● **Activity**:
Set down the records that follow exactly and completely.

Supplied material section start

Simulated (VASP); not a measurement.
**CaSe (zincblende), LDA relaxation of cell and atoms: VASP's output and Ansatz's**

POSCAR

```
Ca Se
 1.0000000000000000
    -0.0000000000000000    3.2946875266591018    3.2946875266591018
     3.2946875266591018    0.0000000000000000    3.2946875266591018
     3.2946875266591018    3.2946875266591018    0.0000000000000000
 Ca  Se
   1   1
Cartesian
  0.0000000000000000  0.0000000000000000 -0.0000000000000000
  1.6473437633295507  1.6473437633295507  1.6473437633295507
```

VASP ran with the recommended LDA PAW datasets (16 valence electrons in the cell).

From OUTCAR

Supplied material section end

● **Task response**:
Simulated (VASP); not a measurement.
**CaSe (zincblende), LDA relaxation of cell and atoms: VASP's output and Ansatz's**

POSCAR

```
Ca Se
 1.0000000000000000
    -0.0000000000000000    3.2946875266591018    3.2946875266591018
     3.2946875266591018    0.0000000000000000    3.2946875266591018
     3.2946875266591018    3.2946875266591018    0.0000000000000000
 Ca  Se
   1   1
Cartesian
  0.0000000000000000  0.0000000000000000 -0.0000000000000000
  1.6473437633295507  1.6473437633295507  1.6473437633295507
```

VASP ran with the recommended LDA PAW datasets (16 valence electrons in the cell).

From OUTCAR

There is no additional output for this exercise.